──────

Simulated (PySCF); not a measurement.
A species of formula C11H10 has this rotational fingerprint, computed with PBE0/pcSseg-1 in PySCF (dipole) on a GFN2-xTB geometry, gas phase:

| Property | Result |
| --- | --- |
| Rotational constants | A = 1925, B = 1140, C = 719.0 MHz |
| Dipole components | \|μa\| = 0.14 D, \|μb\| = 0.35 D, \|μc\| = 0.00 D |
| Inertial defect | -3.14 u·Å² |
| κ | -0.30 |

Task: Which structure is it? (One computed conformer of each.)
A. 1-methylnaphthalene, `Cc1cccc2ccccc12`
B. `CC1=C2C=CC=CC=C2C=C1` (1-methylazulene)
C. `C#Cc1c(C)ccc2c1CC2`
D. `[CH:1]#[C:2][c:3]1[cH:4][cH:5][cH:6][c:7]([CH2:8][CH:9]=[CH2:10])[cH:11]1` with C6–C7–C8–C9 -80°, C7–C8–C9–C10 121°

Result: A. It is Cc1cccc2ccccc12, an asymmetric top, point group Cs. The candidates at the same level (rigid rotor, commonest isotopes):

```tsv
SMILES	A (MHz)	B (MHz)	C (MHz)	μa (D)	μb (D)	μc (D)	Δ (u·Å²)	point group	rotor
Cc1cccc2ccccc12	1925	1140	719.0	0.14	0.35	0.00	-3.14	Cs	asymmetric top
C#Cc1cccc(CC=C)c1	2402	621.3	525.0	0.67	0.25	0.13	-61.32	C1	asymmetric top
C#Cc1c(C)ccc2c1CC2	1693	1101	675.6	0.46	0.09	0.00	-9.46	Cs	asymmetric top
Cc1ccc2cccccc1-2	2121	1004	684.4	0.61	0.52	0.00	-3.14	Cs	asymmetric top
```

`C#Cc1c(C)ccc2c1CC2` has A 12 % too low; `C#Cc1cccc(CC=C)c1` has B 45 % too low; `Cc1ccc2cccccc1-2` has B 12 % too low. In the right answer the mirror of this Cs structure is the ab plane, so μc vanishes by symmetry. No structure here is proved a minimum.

──────

## [REQUIREMENT]
Above are the records; please copy exactly their first line and each line after it through the line containing "Task: Which structure", and no line after that.

## [RESPONSE BOX]
Simulated (PySCF); not a measurement.
A species of formula C11H10 has this rotational fingerprint, computed with PBE0/pcSseg-1 in PySCF (dipole) on a GFN2-xTB geometry, gas phase:

| Property | Result |
| --- | --- |
| Rotational constants | A = 1925, B = 1140, C = 719.0 MHz |
| Dipole components | \|μa\| = 0.14 D, \|μb\| = 0.35 D, \|μc\| = 0.00 D |
| Inertial defect | -3.14 u·Å² |
| κ | -0.30 |

Task: Which structure is it? (One computed conformer of each.)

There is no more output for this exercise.